▶ [Task item]:
The entries are to be output in full, word for word.

▶ [Exercise data]:
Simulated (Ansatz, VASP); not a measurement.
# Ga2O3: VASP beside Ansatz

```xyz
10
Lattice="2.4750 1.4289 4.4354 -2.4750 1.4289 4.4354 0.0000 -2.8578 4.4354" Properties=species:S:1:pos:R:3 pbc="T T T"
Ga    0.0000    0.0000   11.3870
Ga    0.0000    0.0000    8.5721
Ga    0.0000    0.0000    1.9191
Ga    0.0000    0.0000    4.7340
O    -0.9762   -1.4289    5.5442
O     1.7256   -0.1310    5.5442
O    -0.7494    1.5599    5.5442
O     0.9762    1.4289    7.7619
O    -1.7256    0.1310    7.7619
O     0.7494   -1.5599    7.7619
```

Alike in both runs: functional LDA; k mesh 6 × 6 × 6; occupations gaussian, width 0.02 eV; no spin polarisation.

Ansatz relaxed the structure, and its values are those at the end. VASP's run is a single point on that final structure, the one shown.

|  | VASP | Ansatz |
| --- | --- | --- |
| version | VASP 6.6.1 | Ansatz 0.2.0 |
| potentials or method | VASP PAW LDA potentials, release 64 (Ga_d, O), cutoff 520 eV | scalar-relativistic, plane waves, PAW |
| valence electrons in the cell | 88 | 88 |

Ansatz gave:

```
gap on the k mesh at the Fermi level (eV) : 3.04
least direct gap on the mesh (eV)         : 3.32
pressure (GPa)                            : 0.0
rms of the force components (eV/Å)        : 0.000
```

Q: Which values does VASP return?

▶ [Your solution]:
Simulated (Ansatz, VASP); not a measurement.
# Ga2O3: VASP beside Ansatz

```xyz
10
Lattice="2.4750 1.4289 4.4354 -2.4750 1.4289 4.4354 0.0000 -2.8578 4.4354" Properties=species:S:1:pos:R:3 pbc="T T T"
Ga    0.0000    0.0000   11.3870
Ga    0.0000    0.0000    8.5721
Ga    0.0000    0.0000    1.9191
Ga    0.0000    0.0000    4.7340
O    -0.9762   -1.4289    5.5442
O     1.7256   -0.1310    5.5442
O    -0.7494    1.5599    5.5442
O     0.9762    1.4289    7.7619
O    -1.7256    0.1310    7.7619
O     0.7494   -1.5599    7.7619
```

Alike in both runs: functional LDA; k mesh 6 × 6 × 6; occupations gaussian, width 0.02 eV; no spin polarisation.

Ansatz relaxed the structure, and its values are those at the end. VASP's run is a single point on that final structure, the one shown.

|  | VASP | Ansatz |
| --- | --- | --- |
| version | VASP 6.6.1 | Ansatz 0.2.0 |
| potentials or method | VASP PAW LDA potentials, release 64 (Ga_d, O), cutoff 520 eV | scalar-relativistic, plane waves, PAW |
| valence electrons in the cell | 88 | 88 |

Ansatz gave:

```
gap on the k mesh at the Fermi level (eV) : 3.04
least direct gap on the mesh (eV)         : 3.32
pressure (GPa)                            : 0.0
rms of the force components (eV/Å)        : 0.000
```

Q: Which values does VASP return?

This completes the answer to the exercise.